The data:
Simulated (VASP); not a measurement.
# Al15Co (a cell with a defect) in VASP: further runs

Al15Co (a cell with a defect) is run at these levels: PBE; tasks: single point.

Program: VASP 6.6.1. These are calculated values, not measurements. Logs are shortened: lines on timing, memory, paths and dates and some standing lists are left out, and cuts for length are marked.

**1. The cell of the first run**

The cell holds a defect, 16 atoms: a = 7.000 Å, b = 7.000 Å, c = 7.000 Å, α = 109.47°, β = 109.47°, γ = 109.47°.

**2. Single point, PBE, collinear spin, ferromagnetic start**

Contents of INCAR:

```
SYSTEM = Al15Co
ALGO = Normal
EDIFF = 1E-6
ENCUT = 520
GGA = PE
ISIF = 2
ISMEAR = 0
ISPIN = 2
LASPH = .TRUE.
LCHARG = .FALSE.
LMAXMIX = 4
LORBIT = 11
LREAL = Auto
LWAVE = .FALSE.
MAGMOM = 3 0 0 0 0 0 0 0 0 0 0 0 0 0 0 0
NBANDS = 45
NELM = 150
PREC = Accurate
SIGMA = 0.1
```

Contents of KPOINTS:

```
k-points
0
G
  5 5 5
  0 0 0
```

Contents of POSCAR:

Assignment: Every line of the records above needs to be given again exactly.

Result:
Simulated (VASP); not a measurement.
# Al15Co (a cell with a defect) in VASP: further runs

Al15Co (a cell with a defect) is run at these levels: PBE; tasks: single point.

Program: VASP 6.6.1. These are calculated values, not measurements. Logs are shortened: lines on timing, memory, paths and dates and some standing lists are left out, and cuts for length are marked.

**1. The cell of the first run**

The cell holds a defect, 16 atoms: a = 7.000 Å, b = 7.000 Å, c = 7.000 Å, α = 109.47°, β = 109.47°, γ = 109.47°.

**2. Single point, PBE, collinear spin, ferromagnetic start**

Contents of INCAR:

```
SYSTEM = Al15Co
ALGO = Normal
EDIFF = 1E-6
ENCUT = 520
GGA = PE
ISIF = 2
ISMEAR = 0
ISPIN = 2
LASPH = .TRUE.
LCHARG = .FALSE.
LMAXMIX = 4
LORBIT = 11
LREAL = Auto
LWAVE = .FALSE.
MAGMOM = 3 0 0 0 0 0 0 0 0 0 0 0 0 0 0 0
NBANDS = 45
NELM = 150
PREC = Accurate
SIGMA = 0.1
```

Contents of KPOINTS:

```
k-points
0
G
  5 5 5
  0 0 0
```

Contents of POSCAR:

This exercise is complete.